**Brief**
Set down each line from the start of the material exactly, please, up to and including the one that contains "# SnSe2: structure and properties in VASP".

**Dataset excerpts**
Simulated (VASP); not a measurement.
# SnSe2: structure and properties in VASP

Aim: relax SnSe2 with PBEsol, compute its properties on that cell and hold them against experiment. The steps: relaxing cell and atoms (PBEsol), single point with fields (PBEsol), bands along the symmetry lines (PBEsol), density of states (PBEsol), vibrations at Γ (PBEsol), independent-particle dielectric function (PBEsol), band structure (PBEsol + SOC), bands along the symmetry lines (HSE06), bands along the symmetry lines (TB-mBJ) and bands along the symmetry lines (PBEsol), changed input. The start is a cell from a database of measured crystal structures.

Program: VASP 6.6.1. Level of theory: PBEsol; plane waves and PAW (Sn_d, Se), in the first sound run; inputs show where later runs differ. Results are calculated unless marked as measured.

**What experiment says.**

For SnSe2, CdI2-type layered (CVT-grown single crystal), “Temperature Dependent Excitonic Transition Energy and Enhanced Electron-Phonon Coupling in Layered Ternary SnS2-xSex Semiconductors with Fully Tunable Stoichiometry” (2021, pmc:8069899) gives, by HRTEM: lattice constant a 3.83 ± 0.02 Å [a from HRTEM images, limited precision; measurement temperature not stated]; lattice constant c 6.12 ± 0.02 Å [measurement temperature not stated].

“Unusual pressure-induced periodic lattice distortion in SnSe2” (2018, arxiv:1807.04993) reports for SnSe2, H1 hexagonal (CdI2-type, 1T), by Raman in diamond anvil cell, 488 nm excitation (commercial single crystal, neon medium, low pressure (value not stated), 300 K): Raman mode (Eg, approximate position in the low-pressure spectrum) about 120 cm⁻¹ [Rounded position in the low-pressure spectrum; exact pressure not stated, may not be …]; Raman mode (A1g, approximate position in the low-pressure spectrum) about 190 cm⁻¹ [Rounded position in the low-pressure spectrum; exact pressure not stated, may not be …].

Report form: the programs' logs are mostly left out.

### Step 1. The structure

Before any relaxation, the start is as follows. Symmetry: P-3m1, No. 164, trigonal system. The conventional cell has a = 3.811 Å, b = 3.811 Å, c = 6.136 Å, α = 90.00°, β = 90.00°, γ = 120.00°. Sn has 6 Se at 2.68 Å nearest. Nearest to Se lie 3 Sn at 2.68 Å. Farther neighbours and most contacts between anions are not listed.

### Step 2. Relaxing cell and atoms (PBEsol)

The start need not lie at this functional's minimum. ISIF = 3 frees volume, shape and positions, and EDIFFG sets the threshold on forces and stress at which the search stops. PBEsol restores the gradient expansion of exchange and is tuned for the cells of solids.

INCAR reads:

**Exercise solution**
Simulated (VASP); not a measurement.
# SnSe2: structure and properties in VASP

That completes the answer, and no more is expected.